##########
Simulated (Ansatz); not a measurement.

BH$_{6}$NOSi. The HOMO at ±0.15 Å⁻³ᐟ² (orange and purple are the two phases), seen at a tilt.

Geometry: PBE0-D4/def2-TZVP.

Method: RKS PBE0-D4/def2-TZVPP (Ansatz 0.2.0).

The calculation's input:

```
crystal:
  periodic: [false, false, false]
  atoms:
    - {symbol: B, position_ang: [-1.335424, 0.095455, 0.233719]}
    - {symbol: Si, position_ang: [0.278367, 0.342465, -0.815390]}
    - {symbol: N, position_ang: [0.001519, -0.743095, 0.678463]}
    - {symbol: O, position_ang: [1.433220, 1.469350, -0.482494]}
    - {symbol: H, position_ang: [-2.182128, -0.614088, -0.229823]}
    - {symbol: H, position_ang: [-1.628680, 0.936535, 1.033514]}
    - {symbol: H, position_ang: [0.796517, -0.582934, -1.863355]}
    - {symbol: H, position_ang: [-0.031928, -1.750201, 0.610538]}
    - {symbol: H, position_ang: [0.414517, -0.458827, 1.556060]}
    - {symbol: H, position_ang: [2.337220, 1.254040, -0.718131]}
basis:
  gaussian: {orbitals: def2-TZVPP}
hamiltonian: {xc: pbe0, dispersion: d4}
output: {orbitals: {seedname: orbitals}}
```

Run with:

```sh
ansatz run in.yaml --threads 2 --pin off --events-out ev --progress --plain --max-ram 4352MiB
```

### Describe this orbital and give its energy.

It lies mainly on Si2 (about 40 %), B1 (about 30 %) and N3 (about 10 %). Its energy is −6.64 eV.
##########

Assignment: Where the line with "### Describe this" ends, your copy should end too; please return exactly the lines from the first line of the data through it.

Written answer:
Simulated (Ansatz); not a measurement.

BH$_{6}$NOSi. The HOMO at ±0.15 Å⁻³ᐟ² (orange and purple are the two phases), seen at a tilt.

Geometry: PBE0-D4/def2-TZVP.

Method: RKS PBE0-D4/def2-TZVPP (Ansatz 0.2.0).

The calculation's input:

```
crystal:
  periodic: [false, false, false]
  atoms:
    - {symbol: B, position_ang: [-1.335424, 0.095455, 0.233719]}
    - {symbol: Si, position_ang: [0.278367, 0.342465, -0.815390]}
    - {symbol: N, position_ang: [0.001519, -0.743095, 0.678463]}
    - {symbol: O, position_ang: [1.433220, 1.469350, -0.482494]}
    - {symbol: H, position_ang: [-2.182128, -0.614088, -0.229823]}
    - {symbol: H, position_ang: [-1.628680, 0.936535, 1.033514]}
    - {symbol: H, position_ang: [0.796517, -0.582934, -1.863355]}
    - {symbol: H, position_ang: [-0.031928, -1.750201, 0.610538]}
    - {symbol: H, position_ang: [0.414517, -0.458827, 1.556060]}
    - {symbol: H, position_ang: [2.337220, 1.254040, -0.718131]}
basis:
  gaussian: {orbitals: def2-TZVPP}
hamiltonian: {xc: pbe0, dispersion: d4}
output: {orbitals: {seedname: orbitals}}
```

Run with:

```sh
ansatz run in.yaml --threads 2 --pin off --events-out ev --progress --plain --max-ram 4352MiB
```

### Describe this orbital and give its energy.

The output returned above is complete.